## Required action:
Would you repeat each of the lines below exactly?

## Extracted entries:
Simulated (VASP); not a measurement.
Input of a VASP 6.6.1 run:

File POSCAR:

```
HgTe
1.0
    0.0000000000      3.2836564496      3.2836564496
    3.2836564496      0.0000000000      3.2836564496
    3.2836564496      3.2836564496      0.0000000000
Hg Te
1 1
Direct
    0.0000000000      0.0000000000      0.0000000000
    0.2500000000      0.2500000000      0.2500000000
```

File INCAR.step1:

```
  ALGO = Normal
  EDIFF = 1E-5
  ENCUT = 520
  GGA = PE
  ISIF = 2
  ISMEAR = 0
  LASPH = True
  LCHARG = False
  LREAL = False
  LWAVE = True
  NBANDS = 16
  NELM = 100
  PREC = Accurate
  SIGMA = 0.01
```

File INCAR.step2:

## Worked solution:
Simulated (VASP); not a measurement.
Input of a VASP 6.6.1 run:

File POSCAR:

```
HgTe
1.0
    0.0000000000      3.2836564496      3.2836564496
    3.2836564496      0.0000000000      3.2836564496
    3.2836564496      3.2836564496      0.0000000000
Hg Te
1 1
Direct
    0.0000000000      0.0000000000      0.0000000000
    0.2500000000      0.2500000000      0.2500000000
```

File INCAR.step1:

```
  ALGO = Normal
  EDIFF = 1E-5
  ENCUT = 520
  GGA = PE
  ISIF = 2
  ISMEAR = 0
  LASPH = True
  LCHARG = False
  LREAL = False
  LWAVE = True
  NBANDS = 16
  NELM = 100
  PREC = Accurate
  SIGMA = 0.01
```

File INCAR.step2:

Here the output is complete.